ACTIVITY
Beginning with the opening line, restate the following material exactly, up through the line that contains "Atoms are counted".

MATERIAL SUPPLIED
= Beginning of Section =

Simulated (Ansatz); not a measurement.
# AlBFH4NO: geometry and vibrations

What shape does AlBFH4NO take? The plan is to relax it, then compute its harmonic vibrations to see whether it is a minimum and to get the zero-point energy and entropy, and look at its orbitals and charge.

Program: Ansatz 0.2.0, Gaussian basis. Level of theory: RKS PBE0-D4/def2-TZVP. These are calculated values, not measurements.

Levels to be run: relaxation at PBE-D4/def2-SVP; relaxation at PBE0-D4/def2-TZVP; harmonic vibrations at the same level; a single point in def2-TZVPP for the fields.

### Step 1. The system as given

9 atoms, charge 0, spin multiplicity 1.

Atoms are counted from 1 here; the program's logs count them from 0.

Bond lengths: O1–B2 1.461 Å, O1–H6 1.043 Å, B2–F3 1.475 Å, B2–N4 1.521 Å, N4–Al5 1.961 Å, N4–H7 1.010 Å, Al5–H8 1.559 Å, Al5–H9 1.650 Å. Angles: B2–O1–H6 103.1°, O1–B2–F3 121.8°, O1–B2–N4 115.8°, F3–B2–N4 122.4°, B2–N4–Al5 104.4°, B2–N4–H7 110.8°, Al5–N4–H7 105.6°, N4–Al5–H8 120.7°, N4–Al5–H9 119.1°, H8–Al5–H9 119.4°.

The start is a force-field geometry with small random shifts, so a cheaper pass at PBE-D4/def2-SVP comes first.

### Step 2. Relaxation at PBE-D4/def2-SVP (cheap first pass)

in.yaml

= End of Section =

EXPECTED ANSWER
Simulated (Ansatz); not a measurement.
# AlBFH4NO: geometry and vibrations

What shape does AlBFH4NO take? The plan is to relax it, then compute its harmonic vibrations to see whether it is a minimum and to get the zero-point energy and entropy, and look at its orbitals and charge.

Program: Ansatz 0.2.0, Gaussian basis. Level of theory: RKS PBE0-D4/def2-TZVP. These are calculated values, not measurements.

Levels to be run: relaxation at PBE-D4/def2-SVP; relaxation at PBE0-D4/def2-TZVP; harmonic vibrations at the same level; a single point in def2-TZVPP for the fields.

### Step 1. The system as given

9 atoms, charge 0, spin multiplicity 1.

Atoms are counted from 1 here; the program's logs count them from 0.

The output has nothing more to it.